◆ TASK ITEM
Print each record exactly, with no word added or removed.

◆ SUPPLIED MATERIAL
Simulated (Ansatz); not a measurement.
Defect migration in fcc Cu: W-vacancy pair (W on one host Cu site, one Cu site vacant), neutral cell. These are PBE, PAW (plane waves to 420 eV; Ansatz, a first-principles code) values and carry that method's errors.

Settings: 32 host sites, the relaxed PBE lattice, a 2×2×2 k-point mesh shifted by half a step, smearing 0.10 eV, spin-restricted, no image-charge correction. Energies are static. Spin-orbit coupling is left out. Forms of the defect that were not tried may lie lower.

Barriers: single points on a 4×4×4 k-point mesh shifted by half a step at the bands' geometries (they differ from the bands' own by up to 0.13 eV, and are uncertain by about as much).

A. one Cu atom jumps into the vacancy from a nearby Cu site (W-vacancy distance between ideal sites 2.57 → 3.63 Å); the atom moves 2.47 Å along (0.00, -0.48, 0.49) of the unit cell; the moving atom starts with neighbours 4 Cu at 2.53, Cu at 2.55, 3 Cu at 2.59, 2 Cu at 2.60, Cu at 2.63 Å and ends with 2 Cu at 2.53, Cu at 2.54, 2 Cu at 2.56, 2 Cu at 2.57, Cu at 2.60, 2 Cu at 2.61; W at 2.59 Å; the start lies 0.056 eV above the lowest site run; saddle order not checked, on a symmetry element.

◆ SOLUTION
Simulated (Ansatz); not a measurement.
Defect migration in fcc Cu: W-vacancy pair (W on one host Cu site, one Cu site vacant), neutral cell. These are PBE, PAW (plane waves to 420 eV; Ansatz, a first-principles code) values and carry that method's errors.

Settings: 32 host sites, the relaxed PBE lattice, a 2×2×2 k-point mesh shifted by half a step, smearing 0.10 eV, spin-restricted, no image-charge correction. Energies are static. Spin-orbit coupling is left out. Forms of the defect that were not tried may lie lower.

Barriers: single points on a 4×4×4 k-point mesh shifted by half a step at the bands' geometries (they differ from the bands' own by up to 0.13 eV, and are uncertain by about as much).

A. one Cu atom jumps into the vacancy from a nearby Cu site (W-vacancy distance between ideal sites 2.57 → 3.63 Å); the atom moves 2.47 Å along (0.00, -0.48, 0.49) of the unit cell; the moving atom starts with neighbours 4 Cu at 2.53, Cu at 2.55, 3 Cu at 2.59, 2 Cu at 2.60, Cu at 2.63 Å and ends with 2 Cu at 2.53, Cu at 2.54, 2 Cu at 2.56, 2 Cu at 2.57, Cu at 2.60, 2 Cu at 2.61; W at 2.59 Å; the start lies 0.056 eV above the lowest site run; saddle order not checked, on a symmetry element.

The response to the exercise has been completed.